Segment Open

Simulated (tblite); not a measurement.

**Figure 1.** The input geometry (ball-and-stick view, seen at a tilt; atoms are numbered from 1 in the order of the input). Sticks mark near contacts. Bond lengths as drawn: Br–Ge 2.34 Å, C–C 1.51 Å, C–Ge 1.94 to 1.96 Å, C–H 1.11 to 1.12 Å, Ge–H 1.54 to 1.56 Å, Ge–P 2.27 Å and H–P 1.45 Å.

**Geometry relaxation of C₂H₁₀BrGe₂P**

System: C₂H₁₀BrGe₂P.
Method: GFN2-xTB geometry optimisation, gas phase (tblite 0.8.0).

Segment Closed

__Work task__. Nothing in the records above may be left out; repeat them exactly.

__Response area__.
Simulated (tblite); not a measurement.

**Figure 1.** The input geometry (ball-and-stick view, seen at a tilt; atoms are numbered from 1 in the order of the input). Sticks mark near contacts. Bond lengths as drawn: Br–Ge 2.34 Å, C–C 1.51 Å, C–Ge 1.94 to 1.96 Å, C–H 1.11 to 1.12 Å, Ge–H 1.54 to 1.56 Å, Ge–P 2.27 Å and H–P 1.45 Å.

**Geometry relaxation of C₂H₁₀BrGe₂P**

System: C₂H₁₀BrGe₂P.
Method: GFN2-xTB geometry optimisation, gas phase (tblite 0.8.0).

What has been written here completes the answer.